*** Opening DATA FOR REVIEW ***

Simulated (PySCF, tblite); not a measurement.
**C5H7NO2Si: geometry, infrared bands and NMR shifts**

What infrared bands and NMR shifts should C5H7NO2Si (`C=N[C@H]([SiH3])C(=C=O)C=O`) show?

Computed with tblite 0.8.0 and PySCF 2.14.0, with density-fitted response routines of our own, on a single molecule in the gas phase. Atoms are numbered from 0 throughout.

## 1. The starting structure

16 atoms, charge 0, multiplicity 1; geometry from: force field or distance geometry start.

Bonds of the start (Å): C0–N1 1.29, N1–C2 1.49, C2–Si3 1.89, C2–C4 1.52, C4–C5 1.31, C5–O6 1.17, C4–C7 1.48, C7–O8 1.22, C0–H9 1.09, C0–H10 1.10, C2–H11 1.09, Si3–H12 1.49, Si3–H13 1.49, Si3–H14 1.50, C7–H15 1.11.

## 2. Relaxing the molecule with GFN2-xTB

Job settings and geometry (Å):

*** Closing DATA FOR REVIEW ***

▶ **WORK INSTRUCTION**
Using the material above, quote the first line and each line after it, stopping at and including the line that holds "## 2. Relaxing the molecule with GFN2-xTB".

▶ **ANSWER AREA**
Simulated (PySCF, tblite); not a measurement.
**C5H7NO2Si: geometry, infrared bands and NMR shifts**

What infrared bands and NMR shifts should C5H7NO2Si (`C=N[C@H]([SiH3])C(=C=O)C=O`) show?

Computed with tblite 0.8.0 and PySCF 2.14.0, with density-fitted response routines of our own, on a single molecule in the gas phase. Atoms are numbered from 0 throughout.

## 1. The starting structure

16 atoms, charge 0, multiplicity 1; geometry from: force field or distance geometry start.

Bonds of the start (Å): C0–N1 1.29, N1–C2 1.49, C2–Si3 1.89, C2–C4 1.52, C4–C5 1.31, C5–O6 1.17, C4–C7 1.48, C7–O8 1.22, C0–H9 1.09, C0–H10 1.10, C2–H11 1.09, Si3–H12 1.49, Si3–H13 1.49, Si3–H14 1.50, C7–H15 1.11.

## 2. Relaxing the molecule with GFN2-xTB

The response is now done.